→ MATERIAL SUPPLIED
◆ ◆ ◆ ◆ ◆

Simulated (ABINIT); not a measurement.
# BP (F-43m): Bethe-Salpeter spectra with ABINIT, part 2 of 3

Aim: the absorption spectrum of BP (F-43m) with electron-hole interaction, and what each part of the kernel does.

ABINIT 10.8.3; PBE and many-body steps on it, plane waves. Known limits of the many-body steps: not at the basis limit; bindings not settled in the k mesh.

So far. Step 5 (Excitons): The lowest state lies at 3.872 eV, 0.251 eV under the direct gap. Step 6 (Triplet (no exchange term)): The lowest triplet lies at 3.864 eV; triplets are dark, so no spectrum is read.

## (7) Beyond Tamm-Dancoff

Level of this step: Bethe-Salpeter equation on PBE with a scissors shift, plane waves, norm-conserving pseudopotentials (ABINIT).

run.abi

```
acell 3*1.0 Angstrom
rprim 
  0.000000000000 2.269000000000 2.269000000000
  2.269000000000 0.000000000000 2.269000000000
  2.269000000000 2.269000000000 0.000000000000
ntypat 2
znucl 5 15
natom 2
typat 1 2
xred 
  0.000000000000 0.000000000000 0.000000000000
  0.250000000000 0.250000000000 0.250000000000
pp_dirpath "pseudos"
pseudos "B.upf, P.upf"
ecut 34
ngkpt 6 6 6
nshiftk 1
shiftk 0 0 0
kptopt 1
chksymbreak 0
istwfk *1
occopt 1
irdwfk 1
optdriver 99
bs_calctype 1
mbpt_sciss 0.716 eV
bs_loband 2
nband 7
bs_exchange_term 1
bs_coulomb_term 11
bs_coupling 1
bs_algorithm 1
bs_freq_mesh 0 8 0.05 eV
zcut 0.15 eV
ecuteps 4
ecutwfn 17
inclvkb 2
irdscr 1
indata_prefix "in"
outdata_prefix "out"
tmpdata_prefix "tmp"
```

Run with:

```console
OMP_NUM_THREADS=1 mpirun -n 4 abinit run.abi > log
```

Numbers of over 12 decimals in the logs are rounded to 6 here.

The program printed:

◆ ◆ ◆ ◆ ◆

→ ASSIGNED TASK
Take exactly the lines from the one containing "ABINIT 10.8.3; PBE" through the one containing "So far. Step" in the data above, and output them with nothing added.

→ WORKED SOLUTION
ABINIT 10.8.3; PBE and many-body steps on it, plane waves. Known limits of the many-body steps: not at the basis limit; bindings not settled in the k mesh.

So far. Step 5 (Excitons): The lowest state lies at 3.872 eV, 0.251 eV under the direct gap. Step 6 (Triplet (no exchange term)): The lowest triplet lies at 3.864 eV; triplets are dark, so no spectrum is read.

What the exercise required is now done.